· · ·
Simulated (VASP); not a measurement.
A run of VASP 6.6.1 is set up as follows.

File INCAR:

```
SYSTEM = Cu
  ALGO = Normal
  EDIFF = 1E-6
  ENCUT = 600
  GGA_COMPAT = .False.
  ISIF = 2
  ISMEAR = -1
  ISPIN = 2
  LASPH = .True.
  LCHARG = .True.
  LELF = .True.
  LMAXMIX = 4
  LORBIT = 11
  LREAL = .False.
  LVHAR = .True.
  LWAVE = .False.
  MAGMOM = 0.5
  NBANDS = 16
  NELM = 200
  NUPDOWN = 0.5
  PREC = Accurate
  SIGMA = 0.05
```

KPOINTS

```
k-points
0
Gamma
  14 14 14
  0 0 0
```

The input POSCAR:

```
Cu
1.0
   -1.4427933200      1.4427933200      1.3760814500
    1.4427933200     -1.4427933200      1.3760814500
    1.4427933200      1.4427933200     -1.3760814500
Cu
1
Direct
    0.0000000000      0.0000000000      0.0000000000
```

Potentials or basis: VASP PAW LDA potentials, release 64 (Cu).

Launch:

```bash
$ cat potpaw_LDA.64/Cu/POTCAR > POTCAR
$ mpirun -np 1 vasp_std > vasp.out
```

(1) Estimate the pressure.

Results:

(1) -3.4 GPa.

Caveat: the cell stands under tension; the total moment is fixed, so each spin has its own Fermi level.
· · ·

### WORK ITEM
With nothing left out, return each entry exactly.

### ANSWER SPACE
Simulated (VASP); not a measurement.
A run of VASP 6.6.1 is set up as follows.

File INCAR:

```
SYSTEM = Cu
  ALGO = Normal
  EDIFF = 1E-6
  ENCUT = 600
  GGA_COMPAT = .False.
  ISIF = 2
  ISMEAR = -1
  ISPIN = 2
  LASPH = .True.
  LCHARG = .True.
  LELF = .True.
  LMAXMIX = 4
  LORBIT = 11
  LREAL = .False.
  LVHAR = .True.
  LWAVE = .False.
  MAGMOM = 0.5
  NBANDS = 16
  NELM = 200
  NUPDOWN = 0.5
  PREC = Accurate
  SIGMA = 0.05
```

KPOINTS

```
k-points
0
Gamma
  14 14 14
  0 0 0
```

The input POSCAR:

```
Cu
1.0
   -1.4427933200      1.4427933200      1.3760814500
    1.4427933200     -1.4427933200      1.3760814500
    1.4427933200      1.4427933200     -1.3760814500
Cu
1
Direct
    0.0000000000      0.0000000000      0.0000000000
```

Potentials or basis: VASP PAW LDA potentials, release 64 (Cu).

Launch:

```bash
$ cat potpaw_LDA.64/Cu/POTCAR > POTCAR
$ mpirun -np 1 vasp_std > vasp.out
```

(1) Estimate the pressure.

Results:

(1) -3.4 GPa.

Caveat: the cell stands under tension; the total moment is fixed, so each spin has its own Fermi level.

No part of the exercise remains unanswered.